**SUPPLIED INFORMATION**.
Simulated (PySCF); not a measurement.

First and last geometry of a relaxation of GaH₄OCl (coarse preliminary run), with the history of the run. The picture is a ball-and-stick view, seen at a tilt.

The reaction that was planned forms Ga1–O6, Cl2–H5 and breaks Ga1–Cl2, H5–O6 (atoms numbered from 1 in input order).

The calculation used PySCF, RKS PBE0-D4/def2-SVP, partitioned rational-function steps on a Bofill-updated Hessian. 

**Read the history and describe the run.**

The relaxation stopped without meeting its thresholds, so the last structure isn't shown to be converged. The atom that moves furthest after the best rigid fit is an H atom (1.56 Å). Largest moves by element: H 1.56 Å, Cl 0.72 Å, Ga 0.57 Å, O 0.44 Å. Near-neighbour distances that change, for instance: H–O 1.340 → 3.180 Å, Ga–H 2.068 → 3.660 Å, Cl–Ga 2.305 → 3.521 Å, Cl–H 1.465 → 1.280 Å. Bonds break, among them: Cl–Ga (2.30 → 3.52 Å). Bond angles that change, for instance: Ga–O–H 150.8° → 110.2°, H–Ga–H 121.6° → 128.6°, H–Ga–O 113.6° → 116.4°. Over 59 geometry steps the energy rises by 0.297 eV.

**WORK ITEM**. When copying the data above, please keep exactly the lines from its first line through the line with "describe the run.**", both ends included, and drop the rest.

**ANSWER AREA**.
Simulated (PySCF); not a measurement.

First and last geometry of a relaxation of GaH₄OCl (coarse preliminary run), with the history of the run. The picture is a ball-and-stick view, seen at a tilt.

The reaction that was planned forms Ga1–O6, Cl2–H5 and breaks Ga1–Cl2, H5–O6 (atoms numbered from 1 in input order).

The calculation used PySCF, RKS PBE0-D4/def2-SVP, partitioned rational-function steps on a Bofill-updated Hessian. 

**Read the history and describe the run.**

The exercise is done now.